>>>

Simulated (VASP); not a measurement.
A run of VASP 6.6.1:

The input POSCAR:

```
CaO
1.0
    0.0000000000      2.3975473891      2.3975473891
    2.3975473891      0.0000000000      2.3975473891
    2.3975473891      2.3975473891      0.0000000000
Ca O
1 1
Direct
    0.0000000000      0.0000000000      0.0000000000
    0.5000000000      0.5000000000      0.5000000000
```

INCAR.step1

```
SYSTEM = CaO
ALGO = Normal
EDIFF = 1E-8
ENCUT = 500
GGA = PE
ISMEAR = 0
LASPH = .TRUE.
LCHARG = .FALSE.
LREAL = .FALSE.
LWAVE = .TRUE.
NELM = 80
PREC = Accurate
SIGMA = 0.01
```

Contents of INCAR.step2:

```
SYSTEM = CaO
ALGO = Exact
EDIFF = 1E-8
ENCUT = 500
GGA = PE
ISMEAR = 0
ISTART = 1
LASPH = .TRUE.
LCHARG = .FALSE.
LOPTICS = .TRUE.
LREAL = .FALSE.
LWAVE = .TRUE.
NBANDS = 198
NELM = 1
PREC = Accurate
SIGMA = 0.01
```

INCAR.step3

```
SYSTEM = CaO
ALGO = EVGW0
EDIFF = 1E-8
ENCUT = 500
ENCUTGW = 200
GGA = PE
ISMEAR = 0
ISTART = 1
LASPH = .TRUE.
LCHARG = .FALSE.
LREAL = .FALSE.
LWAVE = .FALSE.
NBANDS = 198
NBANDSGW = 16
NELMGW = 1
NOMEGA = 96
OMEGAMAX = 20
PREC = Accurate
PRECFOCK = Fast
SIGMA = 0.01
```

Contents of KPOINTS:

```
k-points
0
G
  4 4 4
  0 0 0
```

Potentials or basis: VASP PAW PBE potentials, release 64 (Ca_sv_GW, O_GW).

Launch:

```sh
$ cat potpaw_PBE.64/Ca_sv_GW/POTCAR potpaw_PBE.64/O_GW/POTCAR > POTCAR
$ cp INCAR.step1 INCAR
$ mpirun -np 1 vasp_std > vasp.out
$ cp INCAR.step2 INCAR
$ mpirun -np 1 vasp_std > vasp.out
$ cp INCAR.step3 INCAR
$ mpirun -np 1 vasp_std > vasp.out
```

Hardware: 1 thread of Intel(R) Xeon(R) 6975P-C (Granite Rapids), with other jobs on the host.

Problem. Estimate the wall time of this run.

<<<

- [Task item]: The response must consist solely of the lines from the top of the records through the line holding "Hardware: 1 thread", copied word for word.

- [Written response]:
Simulated (VASP); not a measurement.
A run of VASP 6.6.1:

The input POSCAR:

```
CaO
1.0
    0.0000000000      2.3975473891      2.3975473891
    2.3975473891      0.0000000000      2.3975473891
    2.3975473891      2.3975473891      0.0000000000
Ca O
1 1
Direct
    0.0000000000      0.0000000000      0.0000000000
    0.5000000000      0.5000000000      0.5000000000
```

INCAR.step1

```
SYSTEM = CaO
ALGO = Normal
EDIFF = 1E-8
ENCUT = 500
GGA = PE
ISMEAR = 0
LASPH = .TRUE.
LCHARG = .FALSE.
LREAL = .FALSE.
LWAVE = .TRUE.
NELM = 80
PREC = Accurate
SIGMA = 0.01
```

Contents of INCAR.step2:

```
SYSTEM = CaO
ALGO = Exact
EDIFF = 1E-8
ENCUT = 500
GGA = PE
ISMEAR = 0
ISTART = 1
LASPH = .TRUE.
LCHARG = .FALSE.
LOPTICS = .TRUE.
LREAL = .FALSE.
LWAVE = .TRUE.
NBANDS = 198
NELM = 1
PREC = Accurate
SIGMA = 0.01
```

INCAR.step3

```
SYSTEM = CaO
ALGO = EVGW0
EDIFF = 1E-8
ENCUT = 500
ENCUTGW = 200
GGA = PE
ISMEAR = 0
ISTART = 1
LASPH = .TRUE.
LCHARG = .FALSE.
LREAL = .FALSE.
LWAVE = .FALSE.
NBANDS = 198
NBANDSGW = 16
NELMGW = 1
NOMEGA = 96
OMEGAMAX = 20
PREC = Accurate
PRECFOCK = Fast
SIGMA = 0.01
```

Contents of KPOINTS:

```
k-points
0
G
  4 4 4
  0 0 0
```

Potentials or basis: VASP PAW PBE potentials, release 64 (Ca_sv_GW, O_GW).

Launch:

```sh
$ cat potpaw_PBE.64/Ca_sv_GW/POTCAR potpaw_PBE.64/O_GW/POTCAR > POTCAR
$ cp INCAR.step1 INCAR
$ mpirun -np 1 vasp_std > vasp.out
$ cp INCAR.step2 INCAR
$ mpirun -np 1 vasp_std > vasp.out
$ cp INCAR.step3 INCAR
$ mpirun -np 1 vasp_std > vasp.out
```

Hardware: 1 thread of Intel(R) Xeon(R) 6975P-C (Granite Rapids), with other jobs on the host.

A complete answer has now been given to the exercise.